### Brief
Retype each line below without a single alteration.

### Excerpted records
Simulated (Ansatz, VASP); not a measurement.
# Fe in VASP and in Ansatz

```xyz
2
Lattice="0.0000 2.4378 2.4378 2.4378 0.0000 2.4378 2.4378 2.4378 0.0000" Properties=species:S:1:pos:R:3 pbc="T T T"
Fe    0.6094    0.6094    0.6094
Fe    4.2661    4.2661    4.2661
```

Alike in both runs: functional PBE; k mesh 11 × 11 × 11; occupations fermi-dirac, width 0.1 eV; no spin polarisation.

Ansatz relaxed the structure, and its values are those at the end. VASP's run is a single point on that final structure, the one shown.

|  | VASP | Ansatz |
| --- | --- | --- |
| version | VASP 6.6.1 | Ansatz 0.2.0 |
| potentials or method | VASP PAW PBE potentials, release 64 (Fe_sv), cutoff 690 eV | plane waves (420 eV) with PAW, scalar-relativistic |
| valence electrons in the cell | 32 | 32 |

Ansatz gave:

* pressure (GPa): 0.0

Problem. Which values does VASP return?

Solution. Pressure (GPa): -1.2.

### Exercise answer
Simulated (Ansatz, VASP); not a measurement.
# Fe in VASP and in Ansatz

```xyz
2
Lattice="0.0000 2.4378 2.4378 2.4378 0.0000 2.4378 2.4378 2.4378 0.0000" Properties=species:S:1:pos:R:3 pbc="T T T"
Fe    0.6094    0.6094    0.6094
Fe    4.2661    4.2661    4.2661
```

Alike in both runs: functional PBE; k mesh 11 × 11 × 11; occupations fermi-dirac, width 0.1 eV; no spin polarisation.

Ansatz relaxed the structure, and its values are those at the end. VASP's run is a single point on that final structure, the one shown.

|  | VASP | Ansatz |
| --- | --- | --- |
| version | VASP 6.6.1 | Ansatz 0.2.0 |
| potentials or method | VASP PAW PBE potentials, release 64 (Fe_sv), cutoff 690 eV | plane waves (420 eV) with PAW, scalar-relativistic |
| valence electrons in the cell | 32 | 32 |

Ansatz gave:

* pressure (GPa): 0.0

Problem. Which values does VASP return?

Solution. Pressure (GPa): -1.2.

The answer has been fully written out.